▸ **Data to examine**
+++
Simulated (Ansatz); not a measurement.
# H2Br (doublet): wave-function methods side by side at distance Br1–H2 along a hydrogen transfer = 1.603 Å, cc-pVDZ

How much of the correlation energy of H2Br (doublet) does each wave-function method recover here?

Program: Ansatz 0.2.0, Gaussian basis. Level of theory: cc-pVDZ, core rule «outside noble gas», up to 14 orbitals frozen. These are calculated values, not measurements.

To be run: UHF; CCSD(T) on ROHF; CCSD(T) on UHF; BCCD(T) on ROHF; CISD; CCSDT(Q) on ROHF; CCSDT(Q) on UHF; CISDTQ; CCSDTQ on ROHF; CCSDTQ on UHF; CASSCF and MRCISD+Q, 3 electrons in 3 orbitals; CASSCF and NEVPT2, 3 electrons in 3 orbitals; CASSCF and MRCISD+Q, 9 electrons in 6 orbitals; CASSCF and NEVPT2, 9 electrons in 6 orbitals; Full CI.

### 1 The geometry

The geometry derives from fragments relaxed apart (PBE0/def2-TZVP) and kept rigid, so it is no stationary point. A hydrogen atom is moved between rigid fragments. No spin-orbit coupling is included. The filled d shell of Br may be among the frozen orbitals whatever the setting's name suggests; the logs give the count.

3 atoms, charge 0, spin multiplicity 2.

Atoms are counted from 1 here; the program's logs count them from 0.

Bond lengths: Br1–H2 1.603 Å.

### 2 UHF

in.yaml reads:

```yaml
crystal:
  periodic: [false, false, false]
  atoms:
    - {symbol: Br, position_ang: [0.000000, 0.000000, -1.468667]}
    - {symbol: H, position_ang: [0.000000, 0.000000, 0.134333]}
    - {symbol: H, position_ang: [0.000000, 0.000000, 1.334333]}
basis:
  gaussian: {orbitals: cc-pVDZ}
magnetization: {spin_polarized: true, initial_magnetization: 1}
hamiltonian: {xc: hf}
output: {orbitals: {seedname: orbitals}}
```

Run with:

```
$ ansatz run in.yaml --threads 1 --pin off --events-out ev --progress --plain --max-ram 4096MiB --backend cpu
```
+++

▸ **Action item**
Please give again the lines above between the line holding "To be run: UHF;" and the line holding "### 1 The geometry", inclusive, exactly as they are and with nothing added.

▸ **Response area**
To be run: UHF; CCSD(T) on ROHF; CCSD(T) on UHF; BCCD(T) on ROHF; CISD; CCSDT(Q) on ROHF; CCSDT(Q) on UHF; CISDTQ; CCSDTQ on ROHF; CCSDTQ on UHF; CASSCF and MRCISD+Q, 3 electrons in 3 orbitals; CASSCF and NEVPT2, 3 electrons in 3 orbitals; CASSCF and MRCISD+Q, 9 electrons in 6 orbitals; CASSCF and NEVPT2, 9 electrons in 6 orbitals; Full CI.

### 1 The geometry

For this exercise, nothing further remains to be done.